*Record set*.

★ ★ ★ ★

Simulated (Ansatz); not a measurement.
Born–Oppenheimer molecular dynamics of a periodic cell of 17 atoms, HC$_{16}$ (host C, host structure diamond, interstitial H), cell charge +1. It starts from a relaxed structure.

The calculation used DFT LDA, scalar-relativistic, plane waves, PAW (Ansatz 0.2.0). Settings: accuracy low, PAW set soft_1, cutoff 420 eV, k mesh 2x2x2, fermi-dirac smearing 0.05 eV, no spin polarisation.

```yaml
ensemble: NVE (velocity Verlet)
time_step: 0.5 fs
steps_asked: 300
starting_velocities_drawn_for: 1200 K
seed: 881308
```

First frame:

★ ★ ★ ★

*Assigned task*.
Set down the material above exactly, in full.

*Written reply*.
Simulated (Ansatz); not a measurement.
Born–Oppenheimer molecular dynamics of a periodic cell of 17 atoms, HC$_{16}$ (host C, host structure diamond, interstitial H), cell charge +1. It starts from a relaxed structure.

The calculation used DFT LDA, scalar-relativistic, plane waves, PAW (Ansatz 0.2.0). Settings: accuracy low, PAW set soft_1, cutoff 420 eV, k mesh 2x2x2, fermi-dirac smearing 0.05 eV, no spin polarisation.

```yaml
ensemble: NVE (velocity Verlet)
time_step: 0.5 fs
steps_asked: 300
starting_velocities_drawn_for: 1200 K
seed: 881308
```

First frame:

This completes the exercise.